Exercise = Return only the lines running from the first line of the listing through the one with "The reference is", unchanged.

Provided records =
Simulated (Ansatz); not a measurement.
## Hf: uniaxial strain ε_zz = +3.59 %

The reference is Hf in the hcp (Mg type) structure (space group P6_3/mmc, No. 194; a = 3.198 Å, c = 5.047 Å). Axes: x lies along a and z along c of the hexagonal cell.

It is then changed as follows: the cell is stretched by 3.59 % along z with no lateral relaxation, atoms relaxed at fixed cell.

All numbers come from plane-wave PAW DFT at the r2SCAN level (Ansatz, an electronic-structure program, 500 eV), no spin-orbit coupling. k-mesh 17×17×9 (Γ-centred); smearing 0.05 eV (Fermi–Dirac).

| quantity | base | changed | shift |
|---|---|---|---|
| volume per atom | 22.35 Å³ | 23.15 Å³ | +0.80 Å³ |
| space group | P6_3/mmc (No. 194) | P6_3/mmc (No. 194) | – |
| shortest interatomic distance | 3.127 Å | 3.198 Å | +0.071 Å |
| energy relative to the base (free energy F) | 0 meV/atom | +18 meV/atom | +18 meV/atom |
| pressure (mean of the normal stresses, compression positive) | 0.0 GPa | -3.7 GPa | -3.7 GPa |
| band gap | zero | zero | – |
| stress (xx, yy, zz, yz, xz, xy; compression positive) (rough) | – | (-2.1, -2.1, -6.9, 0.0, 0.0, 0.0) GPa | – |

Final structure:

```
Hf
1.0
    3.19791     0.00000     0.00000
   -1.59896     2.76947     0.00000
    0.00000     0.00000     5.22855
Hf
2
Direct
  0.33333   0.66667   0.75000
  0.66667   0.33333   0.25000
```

Response =
Simulated (Ansatz); not a measurement.
## Hf: uniaxial strain ε_zz = +3.59 %

The reference is Hf in the hcp (Mg type) structure (space group P6_3/mmc, No. 194; a = 3.198 Å, c = 5.047 Å). Axes: x lies along a and z along c of the hexagonal cell.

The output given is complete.